=-=-=-=-=
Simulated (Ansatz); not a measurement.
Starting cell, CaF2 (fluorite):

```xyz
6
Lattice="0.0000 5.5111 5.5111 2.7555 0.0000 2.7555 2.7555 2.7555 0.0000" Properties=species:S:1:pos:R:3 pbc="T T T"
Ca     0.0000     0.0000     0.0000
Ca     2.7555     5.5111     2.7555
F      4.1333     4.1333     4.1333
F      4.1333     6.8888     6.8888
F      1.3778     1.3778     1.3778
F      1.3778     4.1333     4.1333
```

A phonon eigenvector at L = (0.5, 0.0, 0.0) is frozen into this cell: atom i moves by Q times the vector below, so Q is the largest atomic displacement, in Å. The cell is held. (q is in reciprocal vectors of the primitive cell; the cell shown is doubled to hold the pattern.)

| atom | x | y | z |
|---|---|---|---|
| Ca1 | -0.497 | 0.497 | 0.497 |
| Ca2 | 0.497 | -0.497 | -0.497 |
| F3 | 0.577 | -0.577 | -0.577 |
=-=-=-=-=

The records above must be transcribed line for line, exactly.

Simulated (Ansatz); not a measurement.
Starting cell, CaF2 (fluorite):

```xyz
6
Lattice="0.0000 5.5111 5.5111 2.7555 0.0000 2.7555 2.7555 2.7555 0.0000" Properties=species:S:1:pos:R:3 pbc="T T T"
Ca     0.0000     0.0000     0.0000
Ca     2.7555     5.5111     2.7555
F      4.1333     4.1333     4.1333
F      4.1333     6.8888     6.8888
F      1.3778     1.3778     1.3778
F      1.3778     4.1333     4.1333
```

A phonon eigenvector at L = (0.5, 0.0, 0.0) is frozen into this cell: atom i moves by Q times the vector below, so Q is the largest atomic displacement, in Å. The cell is held. (q is in reciprocal vectors of the primitive cell; the cell shown is doubled to hold the pattern.)

| atom | x | y | z |
|---|---|---|---|
| Ca1 | -0.497 | 0.497 | 0.497 |
| Ca2 | 0.497 | -0.497 | -0.497 |
| F3 | 0.577 | -0.577 | -0.577 |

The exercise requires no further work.